◆ Activity:
From the line that contains "(A) COC(=O)OC" through the line that contains "(D) COC1OCO1", output every line of the listing below exactly and leave out all the rest.

◆ Supplied entries:
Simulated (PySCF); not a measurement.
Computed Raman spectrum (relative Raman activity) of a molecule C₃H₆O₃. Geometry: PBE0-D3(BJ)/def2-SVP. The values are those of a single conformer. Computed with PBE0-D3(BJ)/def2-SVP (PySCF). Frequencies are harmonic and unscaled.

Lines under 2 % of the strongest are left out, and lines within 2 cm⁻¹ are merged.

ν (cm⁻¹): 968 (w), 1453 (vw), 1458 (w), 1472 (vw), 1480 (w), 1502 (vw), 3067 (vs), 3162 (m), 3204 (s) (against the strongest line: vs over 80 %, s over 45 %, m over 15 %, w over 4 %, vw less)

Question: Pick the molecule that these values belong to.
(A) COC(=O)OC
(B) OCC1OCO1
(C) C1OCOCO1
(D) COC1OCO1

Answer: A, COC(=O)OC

◆ Your response:
(A) COC(=O)OC
(B) OCC1OCO1
(C) C1OCOCO1
(D) COC1OCO1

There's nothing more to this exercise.